◇ ◇ ◇
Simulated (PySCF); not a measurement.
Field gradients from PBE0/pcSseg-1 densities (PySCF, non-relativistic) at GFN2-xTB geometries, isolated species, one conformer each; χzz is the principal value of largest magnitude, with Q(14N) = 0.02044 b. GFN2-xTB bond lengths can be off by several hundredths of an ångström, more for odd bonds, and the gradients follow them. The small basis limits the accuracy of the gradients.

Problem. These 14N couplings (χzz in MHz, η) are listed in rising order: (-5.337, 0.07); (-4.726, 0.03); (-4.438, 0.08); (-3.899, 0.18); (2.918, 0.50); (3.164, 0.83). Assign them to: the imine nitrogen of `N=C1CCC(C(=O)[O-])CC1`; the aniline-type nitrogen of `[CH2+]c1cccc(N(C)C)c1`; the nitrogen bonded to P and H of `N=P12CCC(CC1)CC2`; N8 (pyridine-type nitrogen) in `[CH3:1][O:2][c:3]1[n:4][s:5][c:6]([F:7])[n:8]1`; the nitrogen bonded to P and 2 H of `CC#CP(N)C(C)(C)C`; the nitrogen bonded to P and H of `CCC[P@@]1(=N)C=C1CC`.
◇ ◇ ◇

Work task: Print the records again, exactly as they stand above.

Task solution:
Simulated (PySCF); not a measurement.
Field gradients from PBE0/pcSseg-1 densities (PySCF, non-relativistic) at GFN2-xTB geometries, isolated species, one conformer each; χzz is the principal value of largest magnitude, with Q(14N) = 0.02044 b. GFN2-xTB bond lengths can be off by several hundredths of an ångström, more for odd bonds, and the gradients follow them. The small basis limits the accuracy of the gradients.

Problem. These 14N couplings (χzz in MHz, η) are listed in rising order: (-5.337, 0.07); (-4.726, 0.03); (-4.438, 0.08); (-3.899, 0.18); (2.918, 0.50); (3.164, 0.83). Assign them to: the imine nitrogen of `N=C1CCC(C(=O)[O-])CC1`; the aniline-type nitrogen of `[CH2+]c1cccc(N(C)C)c1`; the nitrogen bonded to P and H of `N=P12CCC(CC1)CC2`; N8 (pyridine-type nitrogen) in `[CH3:1][O:2][c:3]1[n:4][s:5][c:6]([F:7])[n:8]1`; the nitrogen bonded to P and 2 H of `CC#CP(N)C(C)(C)C`; the nitrogen bonded to P and H of `CCC[P@@]1(=N)C=C1CC`.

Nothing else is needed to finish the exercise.